Retyping the records exactly is the whole task.

▸ INFORMATION SUPPLIED
%%
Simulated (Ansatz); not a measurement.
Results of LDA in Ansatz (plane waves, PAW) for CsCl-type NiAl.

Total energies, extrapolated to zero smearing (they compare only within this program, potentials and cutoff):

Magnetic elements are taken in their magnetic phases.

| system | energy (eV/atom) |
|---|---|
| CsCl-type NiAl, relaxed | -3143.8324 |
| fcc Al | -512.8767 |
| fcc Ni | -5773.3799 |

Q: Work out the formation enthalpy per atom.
%%

▸ RESPONSE AREA
Simulated (Ansatz); not a measurement.
Results of LDA in Ansatz (plane waves, PAW) for CsCl-type NiAl.

Total energies, extrapolated to zero smearing (they compare only within this program, potentials and cutoff):

Magnetic elements are taken in their magnetic phases.

| system | energy (eV/atom) |
|---|---|
| CsCl-type NiAl, relaxed | -3143.8324 |
| fcc Al | -512.8767 |
| fcc Ni | -5773.3799 |

Q: Work out the formation enthalpy per atom.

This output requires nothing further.